Assigned task | Take the entries below and print, exactly, the stretch from the line containing "Q: Order these" through the line containing "A: A (-9.5 GPa), C (-6.7 GPa), B (-3.2 GPa).", both included.

Provided information |
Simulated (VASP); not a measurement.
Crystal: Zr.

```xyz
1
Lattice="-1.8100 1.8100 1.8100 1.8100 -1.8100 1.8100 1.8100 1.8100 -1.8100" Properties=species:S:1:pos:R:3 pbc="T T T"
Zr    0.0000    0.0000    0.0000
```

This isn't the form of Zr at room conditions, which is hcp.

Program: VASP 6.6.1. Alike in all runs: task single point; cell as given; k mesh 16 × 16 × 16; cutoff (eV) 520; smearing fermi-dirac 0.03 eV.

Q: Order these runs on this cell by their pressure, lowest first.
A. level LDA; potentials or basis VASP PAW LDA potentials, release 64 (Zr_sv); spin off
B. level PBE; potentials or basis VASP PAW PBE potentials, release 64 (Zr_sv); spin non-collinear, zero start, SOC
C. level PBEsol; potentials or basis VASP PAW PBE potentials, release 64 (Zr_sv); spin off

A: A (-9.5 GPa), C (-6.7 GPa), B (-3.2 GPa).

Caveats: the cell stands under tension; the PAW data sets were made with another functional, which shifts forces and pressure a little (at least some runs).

Exercise output |
Q: Order these runs on this cell by their pressure, lowest first.
A. level LDA; potentials or basis VASP PAW LDA potentials, release 64 (Zr_sv); spin off
B. level PBE; potentials or basis VASP PAW PBE potentials, release 64 (Zr_sv); spin non-collinear, zero start, SOC
C. level PBEsol; potentials or basis VASP PAW PBE potentials, release 64 (Zr_sv); spin off

A: A (-9.5 GPa), C (-6.7 GPa), B (-3.2 GPa).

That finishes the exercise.